TASK ITEM:
Each entry in the block below needs to be copied out exactly.

_ _ _ _

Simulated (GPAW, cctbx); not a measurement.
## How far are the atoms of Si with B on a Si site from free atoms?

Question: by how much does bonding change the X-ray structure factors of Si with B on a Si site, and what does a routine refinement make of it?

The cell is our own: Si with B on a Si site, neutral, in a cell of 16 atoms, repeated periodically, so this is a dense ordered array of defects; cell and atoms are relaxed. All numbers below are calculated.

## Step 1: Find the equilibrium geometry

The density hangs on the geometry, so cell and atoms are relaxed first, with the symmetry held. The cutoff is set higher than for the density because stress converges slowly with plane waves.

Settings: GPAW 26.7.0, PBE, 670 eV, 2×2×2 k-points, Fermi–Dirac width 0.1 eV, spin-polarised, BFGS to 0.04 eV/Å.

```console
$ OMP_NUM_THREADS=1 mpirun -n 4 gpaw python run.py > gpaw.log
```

_ _ _ _

ANSWER SPACE:
Simulated (GPAW, cctbx); not a measurement.
## How far are the atoms of Si with B on a Si site from free atoms?

Question: by how much does bonding change the X-ray structure factors of Si with B on a Si site, and what does a routine refinement make of it?

The cell is our own: Si with B on a Si site, neutral, in a cell of 16 atoms, repeated periodically, so this is a dense ordered array of defects; cell and atoms are relaxed. All numbers below are calculated.

## Step 1: Find the equilibrium geometry

The density hangs on the geometry, so cell and atoms are relaxed first, with the symmetry held. The cutoff is set higher than for the density because stress converges slowly with plane waves.

Settings: GPAW 26.7.0, PBE, 670 eV, 2×2×2 k-points, Fermi–Dirac width 0.1 eV, spin-polarised, BFGS to 0.04 eV/Å.

```console
$ OMP_NUM_THREADS=1 mpirun -n 4 gpaw python run.py > gpaw.log
```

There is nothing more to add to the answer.